**Work task:** Print each record below exactly as it appears.

##### Given information

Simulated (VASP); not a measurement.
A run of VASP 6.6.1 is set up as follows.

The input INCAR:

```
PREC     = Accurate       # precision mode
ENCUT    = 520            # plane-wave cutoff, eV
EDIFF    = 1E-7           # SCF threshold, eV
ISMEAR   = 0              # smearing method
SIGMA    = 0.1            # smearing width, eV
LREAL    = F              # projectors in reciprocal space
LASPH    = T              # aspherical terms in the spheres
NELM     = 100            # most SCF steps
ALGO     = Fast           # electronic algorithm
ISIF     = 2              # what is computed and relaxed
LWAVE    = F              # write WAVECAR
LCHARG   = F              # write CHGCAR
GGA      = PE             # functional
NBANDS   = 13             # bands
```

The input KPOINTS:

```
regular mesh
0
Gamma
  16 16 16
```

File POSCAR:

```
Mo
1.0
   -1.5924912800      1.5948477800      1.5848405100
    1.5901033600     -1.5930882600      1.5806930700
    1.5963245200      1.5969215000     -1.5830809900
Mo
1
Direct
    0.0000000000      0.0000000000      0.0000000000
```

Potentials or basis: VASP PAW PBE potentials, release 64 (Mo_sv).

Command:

##########

**Written reply:**
Simulated (VASP); not a measurement.
A run of VASP 6.6.1 is set up as follows.

The input INCAR:

```
PREC     = Accurate       # precision mode
ENCUT    = 520            # plane-wave cutoff, eV
EDIFF    = 1E-7           # SCF threshold, eV
ISMEAR   = 0              # smearing method
SIGMA    = 0.1            # smearing width, eV
LREAL    = F              # projectors in reciprocal space
LASPH    = T              # aspherical terms in the spheres
NELM     = 100            # most SCF steps
ALGO     = Fast           # electronic algorithm
ISIF     = 2              # what is computed and relaxed
LWAVE    = F              # write WAVECAR
LCHARG   = F              # write CHGCAR
GGA      = PE             # functional
NBANDS   = 13             # bands
```

The input KPOINTS:

```
regular mesh
0
Gamma
  16 16 16
```

File POSCAR:

```
Mo
1.0
   -1.5924912800      1.5948477800      1.5848405100
    1.5901033600     -1.5930882600      1.5806930700
    1.5963245200      1.5969215000     -1.5830809900
Mo
1
Direct
    0.0000000000      0.0000000000      0.0000000000
```

Potentials or basis: VASP PAW PBE potentials, release 64 (Mo_sv).

Command:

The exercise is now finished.